Would you print the material exactly, starting at its first line and ending at the line holding "Question: Estimate the wall time of this run."?

LISTED ENTRIES below:
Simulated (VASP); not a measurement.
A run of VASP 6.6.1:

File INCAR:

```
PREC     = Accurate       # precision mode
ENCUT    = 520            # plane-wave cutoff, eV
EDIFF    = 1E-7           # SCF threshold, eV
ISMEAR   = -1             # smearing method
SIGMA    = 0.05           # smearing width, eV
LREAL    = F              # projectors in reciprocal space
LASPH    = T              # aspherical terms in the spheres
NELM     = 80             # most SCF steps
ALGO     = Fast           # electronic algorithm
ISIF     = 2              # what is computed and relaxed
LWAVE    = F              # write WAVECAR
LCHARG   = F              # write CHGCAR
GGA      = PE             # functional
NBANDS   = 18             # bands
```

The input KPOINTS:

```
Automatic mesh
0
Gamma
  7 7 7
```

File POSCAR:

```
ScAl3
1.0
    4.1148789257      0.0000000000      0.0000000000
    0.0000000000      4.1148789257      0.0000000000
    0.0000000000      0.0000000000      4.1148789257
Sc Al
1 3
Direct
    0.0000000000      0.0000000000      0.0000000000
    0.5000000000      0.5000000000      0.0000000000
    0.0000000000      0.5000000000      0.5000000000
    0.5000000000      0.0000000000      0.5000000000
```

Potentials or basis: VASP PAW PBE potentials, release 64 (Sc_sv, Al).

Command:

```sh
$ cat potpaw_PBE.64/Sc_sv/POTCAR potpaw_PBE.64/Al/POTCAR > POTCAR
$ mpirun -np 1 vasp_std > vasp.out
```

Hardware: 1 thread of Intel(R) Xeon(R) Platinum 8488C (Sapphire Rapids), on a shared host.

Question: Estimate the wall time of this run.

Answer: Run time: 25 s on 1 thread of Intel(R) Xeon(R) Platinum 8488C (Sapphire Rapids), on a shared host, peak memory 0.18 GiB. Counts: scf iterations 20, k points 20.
End of LISTED ENTRIES.

_YOUR RESPONSE_
Simulated (VASP); not a measurement.
A run of VASP 6.6.1:

File INCAR:

```
PREC     = Accurate       # precision mode
ENCUT    = 520            # plane-wave cutoff, eV
EDIFF    = 1E-7           # SCF threshold, eV
ISMEAR   = -1             # smearing method
SIGMA    = 0.05           # smearing width, eV
LREAL    = F              # projectors in reciprocal space
LASPH    = T              # aspherical terms in the spheres
NELM     = 80             # most SCF steps
ALGO     = Fast           # electronic algorithm
ISIF     = 2              # what is computed and relaxed
LWAVE    = F              # write WAVECAR
LCHARG   = F              # write CHGCAR
GGA      = PE             # functional
NBANDS   = 18             # bands
```

The input KPOINTS:

```
Automatic mesh
0
Gamma
  7 7 7
```

File POSCAR:

```
ScAl3
1.0
    4.1148789257      0.0000000000      0.0000000000
    0.0000000000      4.1148789257      0.0000000000
    0.0000000000      0.0000000000      4.1148789257
Sc Al
1 3
Direct
    0.0000000000      0.0000000000      0.0000000000
    0.5000000000      0.5000000000      0.0000000000
    0.0000000000      0.5000000000      0.5000000000
    0.5000000000      0.0000000000      0.5000000000
```

Potentials or basis: VASP PAW PBE potentials, release 64 (Sc_sv, Al).

Command:

```sh
$ cat potpaw_PBE.64/Sc_sv/POTCAR potpaw_PBE.64/Al/POTCAR > POTCAR
$ mpirun -np 1 vasp_std > vasp.out
```

Hardware: 1 thread of Intel(R) Xeon(R) Platinum 8488C (Sapphire Rapids), on a shared host.

Question: Estimate the wall time of this run.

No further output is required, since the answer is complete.